#### EXERCISE
Nothing but the lines from the start of the entries through the line containing "One of these" should appear in the answer, each given exactly.

INPUT DATA Block Start

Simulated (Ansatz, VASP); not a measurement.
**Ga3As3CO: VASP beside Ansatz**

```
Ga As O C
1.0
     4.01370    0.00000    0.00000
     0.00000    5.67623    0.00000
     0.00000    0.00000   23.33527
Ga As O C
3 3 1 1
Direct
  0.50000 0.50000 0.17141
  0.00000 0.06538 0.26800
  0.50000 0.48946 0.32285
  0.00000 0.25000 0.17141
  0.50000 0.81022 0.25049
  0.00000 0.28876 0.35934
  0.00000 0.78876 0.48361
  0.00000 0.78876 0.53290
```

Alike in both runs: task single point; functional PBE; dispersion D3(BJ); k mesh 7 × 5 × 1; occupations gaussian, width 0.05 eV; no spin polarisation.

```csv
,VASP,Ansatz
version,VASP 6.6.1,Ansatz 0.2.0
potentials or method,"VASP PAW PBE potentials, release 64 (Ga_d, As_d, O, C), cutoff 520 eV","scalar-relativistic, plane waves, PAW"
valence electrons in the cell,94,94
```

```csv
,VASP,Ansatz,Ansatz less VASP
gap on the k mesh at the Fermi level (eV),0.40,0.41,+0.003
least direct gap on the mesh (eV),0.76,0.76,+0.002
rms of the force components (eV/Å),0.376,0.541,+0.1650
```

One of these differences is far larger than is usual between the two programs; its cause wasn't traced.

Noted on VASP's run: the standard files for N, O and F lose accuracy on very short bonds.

INPUT DATA Block End

#### EXERCISE SOLUTION
Simulated (Ansatz, VASP); not a measurement.
**Ga3As3CO: VASP beside Ansatz**

```
Ga As O C
1.0
     4.01370    0.00000    0.00000
     0.00000    5.67623    0.00000
     0.00000    0.00000   23.33527
Ga As O C
3 3 1 1
Direct
  0.50000 0.50000 0.17141
  0.00000 0.06538 0.26800
  0.50000 0.48946 0.32285
  0.00000 0.25000 0.17141
  0.50000 0.81022 0.25049
  0.00000 0.28876 0.35934
  0.00000 0.78876 0.48361
  0.00000 0.78876 0.53290
```

Alike in both runs: task single point; functional PBE; dispersion D3(BJ); k mesh 7 × 5 × 1; occupations gaussian, width 0.05 eV; no spin polarisation.

```csv
,VASP,Ansatz
version,VASP 6.6.1,Ansatz 0.2.0
potentials or method,"VASP PAW PBE potentials, release 64 (Ga_d, As_d, O, C), cutoff 520 eV","scalar-relativistic, plane waves, PAW"
valence electrons in the cell,94,94
```

```csv
,VASP,Ansatz,Ansatz less VASP
gap on the k mesh at the Fermi level (eV),0.40,0.41,+0.003
least direct gap on the mesh (eV),0.76,0.76,+0.002
rms of the force components (eV/Å),0.376,0.541,+0.1650
```

One of these differences is far larger than is usual between the two programs; its cause wasn't traced.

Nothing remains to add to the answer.